__Requirement__. Starting with the line containing "the relaxation end?" and going on through the line containing "0.03 | 15.84 |", return the lines of the data below exactly, and only those.

__Dataset excerpts__.
+ + + + + + +
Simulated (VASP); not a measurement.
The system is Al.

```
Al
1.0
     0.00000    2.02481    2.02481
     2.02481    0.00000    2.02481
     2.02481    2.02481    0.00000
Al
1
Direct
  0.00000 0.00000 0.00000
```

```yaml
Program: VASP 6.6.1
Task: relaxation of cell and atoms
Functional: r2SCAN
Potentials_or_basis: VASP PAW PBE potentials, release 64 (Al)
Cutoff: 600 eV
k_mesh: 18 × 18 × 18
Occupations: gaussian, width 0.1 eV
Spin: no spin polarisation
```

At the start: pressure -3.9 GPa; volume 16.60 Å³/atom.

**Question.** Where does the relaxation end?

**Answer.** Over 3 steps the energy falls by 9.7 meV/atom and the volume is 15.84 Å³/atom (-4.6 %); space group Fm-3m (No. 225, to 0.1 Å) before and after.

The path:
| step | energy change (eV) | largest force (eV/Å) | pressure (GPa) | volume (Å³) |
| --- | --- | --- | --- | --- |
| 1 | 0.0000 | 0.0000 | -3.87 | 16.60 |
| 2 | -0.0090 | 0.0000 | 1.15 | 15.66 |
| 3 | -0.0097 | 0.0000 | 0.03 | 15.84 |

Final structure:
+ + + + + + +

__Response box__.
**Question.** Where does the relaxation end?

**Answer.** Over 3 steps the energy falls by 9.7 meV/atom and the volume is 15.84 Å³/atom (-4.6 %); space group Fm-3m (No. 225, to 0.1 Å) before and after.

The path:
| step | energy change (eV) | largest force (eV/Å) | pressure (GPa) | volume (Å³) |
| --- | --- | --- | --- | --- |
| 1 | 0.0000 | 0.0000 | -3.87 | 16.60 |
| 2 | -0.0090 | 0.0000 | 1.15 | 15.66 |
| 3 | -0.0097 | 0.0000 | 0.03 | 15.84 |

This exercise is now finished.